- [Brief] Return the records verbatim.

- [Material shown]
====

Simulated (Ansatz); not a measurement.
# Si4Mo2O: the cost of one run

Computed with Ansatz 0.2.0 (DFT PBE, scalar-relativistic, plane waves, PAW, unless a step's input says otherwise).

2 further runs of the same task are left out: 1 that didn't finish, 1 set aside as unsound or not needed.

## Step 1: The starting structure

====

- [Response]
Simulated (Ansatz); not a measurement.
# Si4Mo2O: the cost of one run

Computed with Ansatz 0.2.0 (DFT PBE, scalar-relativistic, plane waves, PAW, unless a step's input says otherwise).

2 further runs of the same task are left out: 1 that didn't finish, 1 set aside as unsound or not needed.

## Step 1: The starting structure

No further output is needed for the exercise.